__Data provided__:
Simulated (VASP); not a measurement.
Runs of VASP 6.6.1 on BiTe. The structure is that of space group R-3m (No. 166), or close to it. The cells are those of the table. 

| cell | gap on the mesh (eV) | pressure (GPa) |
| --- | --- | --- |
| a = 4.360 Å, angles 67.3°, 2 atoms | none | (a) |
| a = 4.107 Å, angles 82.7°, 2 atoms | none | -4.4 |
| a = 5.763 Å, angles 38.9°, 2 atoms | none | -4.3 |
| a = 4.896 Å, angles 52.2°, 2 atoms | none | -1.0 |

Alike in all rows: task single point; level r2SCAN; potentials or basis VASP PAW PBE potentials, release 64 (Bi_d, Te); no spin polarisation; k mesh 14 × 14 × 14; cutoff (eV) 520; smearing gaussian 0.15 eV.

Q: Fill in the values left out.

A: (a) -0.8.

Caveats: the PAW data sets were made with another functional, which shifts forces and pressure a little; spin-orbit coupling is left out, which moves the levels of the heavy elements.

__Task item__:
The answer is to be the complete listing, transcribed exactly.

__Written answer__:
Simulated (VASP); not a measurement.
Runs of VASP 6.6.1 on BiTe. The structure is that of space group R-3m (No. 166), or close to it. The cells are those of the table. 

| cell | gap on the mesh (eV) | pressure (GPa) |
| --- | --- | --- |
| a = 4.360 Å, angles 67.3°, 2 atoms | none | (a) |
| a = 4.107 Å, angles 82.7°, 2 atoms | none | -4.4 |
| a = 5.763 Å, angles 38.9°, 2 atoms | none | -4.3 |
| a = 4.896 Å, angles 52.2°, 2 atoms | none | -1.0 |

Alike in all rows: task single point; level r2SCAN; potentials or basis VASP PAW PBE potentials, release 64 (Bi_d, Te); no spin polarisation; k mesh 14 × 14 × 14; cutoff (eV) 520; smearing gaussian 0.15 eV.

Q: Fill in the values left out.

A: (a) -0.8.

Caveats: the PAW data sets were made with another functional, which shifts forces and pressure a little; spin-orbit coupling is left out, which moves the levels of the heavy elements.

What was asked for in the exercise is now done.